Extracted entries: Begin

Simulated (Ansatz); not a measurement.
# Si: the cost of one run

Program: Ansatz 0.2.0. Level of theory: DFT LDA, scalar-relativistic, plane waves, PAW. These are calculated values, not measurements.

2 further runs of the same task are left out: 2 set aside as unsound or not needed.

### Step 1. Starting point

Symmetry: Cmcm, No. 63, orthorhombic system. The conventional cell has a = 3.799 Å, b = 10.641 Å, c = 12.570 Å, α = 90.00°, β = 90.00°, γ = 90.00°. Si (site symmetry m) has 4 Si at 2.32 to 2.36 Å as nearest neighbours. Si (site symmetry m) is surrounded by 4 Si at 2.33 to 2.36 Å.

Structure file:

Extracted entries: End

(Required action) Repeat the material from above exactly, word for word.

(Expected answer)
Simulated (Ansatz); not a measurement.
# Si: the cost of one run

Program: Ansatz 0.2.0. Level of theory: DFT LDA, scalar-relativistic, plane waves, PAW. These are calculated values, not measurements.

2 further runs of the same task are left out: 2 set aside as unsound or not needed.

### Step 1. Starting point

Symmetry: Cmcm, No. 63, orthorhombic system. The conventional cell has a = 3.799 Å, b = 10.641 Å, c = 12.570 Å, α = 90.00°, β = 90.00°, γ = 90.00°. Si (site symmetry m) has 4 Si at 2.32 to 2.36 Å as nearest neighbours. Si (site symmetry m) is surrounded by 4 Si at 2.33 to 2.36 Å.

Structure file:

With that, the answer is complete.